=== Begin Enclosure ===

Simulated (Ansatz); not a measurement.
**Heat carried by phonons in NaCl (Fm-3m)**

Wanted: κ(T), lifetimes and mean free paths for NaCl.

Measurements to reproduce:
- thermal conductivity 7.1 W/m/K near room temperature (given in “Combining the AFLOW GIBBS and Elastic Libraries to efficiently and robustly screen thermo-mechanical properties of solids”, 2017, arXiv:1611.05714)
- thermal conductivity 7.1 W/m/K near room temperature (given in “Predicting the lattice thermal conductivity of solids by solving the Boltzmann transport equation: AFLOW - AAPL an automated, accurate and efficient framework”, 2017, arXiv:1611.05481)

=== End Enclosure ===

▸ **Activity**
Give the data again in full, exactly.

▸ **Written answer**
Simulated (Ansatz); not a measurement.
**Heat carried by phonons in NaCl (Fm-3m)**

Wanted: κ(T), lifetimes and mean free paths for NaCl.

Measurements to reproduce:
- thermal conductivity 7.1 W/m/K near room temperature (given in “Combining the AFLOW GIBBS and Elastic Libraries to efficiently and robustly screen thermo-mechanical properties of solids”, 2017, arXiv:1611.05714)
- thermal conductivity 7.1 W/m/K near room temperature (given in “Predicting the lattice thermal conductivity of solids by solving the Boltzmann transport equation: AFLOW - AAPL an automated, accurate and efficient framework”, 2017, arXiv:1611.05481)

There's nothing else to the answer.